== Work item ==
Copy exactly the lines of the material below that run from the one containing "1H NMR (400" through the one containing "δ = σ(ref) −". Copy no other lines.

== Extracted data ==
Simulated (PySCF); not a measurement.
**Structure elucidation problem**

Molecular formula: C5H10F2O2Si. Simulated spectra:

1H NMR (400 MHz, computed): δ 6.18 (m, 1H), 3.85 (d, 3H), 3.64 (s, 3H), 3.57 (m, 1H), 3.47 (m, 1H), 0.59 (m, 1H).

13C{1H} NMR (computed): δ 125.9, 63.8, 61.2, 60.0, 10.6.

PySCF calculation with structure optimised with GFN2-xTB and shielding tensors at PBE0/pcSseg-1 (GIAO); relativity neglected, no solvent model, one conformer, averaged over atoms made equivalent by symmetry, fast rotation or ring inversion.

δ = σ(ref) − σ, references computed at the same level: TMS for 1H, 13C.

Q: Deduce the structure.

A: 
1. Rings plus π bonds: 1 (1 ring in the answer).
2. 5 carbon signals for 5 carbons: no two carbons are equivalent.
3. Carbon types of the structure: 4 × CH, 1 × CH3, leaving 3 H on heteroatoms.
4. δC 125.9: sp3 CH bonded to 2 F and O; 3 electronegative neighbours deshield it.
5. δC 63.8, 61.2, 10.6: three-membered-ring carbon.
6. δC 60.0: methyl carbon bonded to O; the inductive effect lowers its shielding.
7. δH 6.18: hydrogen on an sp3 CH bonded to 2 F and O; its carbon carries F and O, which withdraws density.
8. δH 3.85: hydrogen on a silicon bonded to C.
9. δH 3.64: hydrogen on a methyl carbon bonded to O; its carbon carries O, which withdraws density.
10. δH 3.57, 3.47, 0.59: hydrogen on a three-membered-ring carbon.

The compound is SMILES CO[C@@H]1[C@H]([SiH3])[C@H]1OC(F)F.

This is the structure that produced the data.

== Reply ==
1H NMR (400 MHz, computed): δ 6.18 (m, 1H), 3.85 (d, 3H), 3.64 (s, 3H), 3.57 (m, 1H), 3.47 (m, 1H), 0.59 (m, 1H).

13C{1H} NMR (computed): δ 125.9, 63.8, 61.2, 60.0, 10.6.

PySCF calculation with structure optimised with GFN2-xTB and shielding tensors at PBE0/pcSseg-1 (GIAO); relativity neglected, no solvent model, one conformer, averaged over atoms made equivalent by symmetry, fast rotation or ring inversion.

δ = σ(ref) − σ, references computed at the same level: TMS for 1H, 13C.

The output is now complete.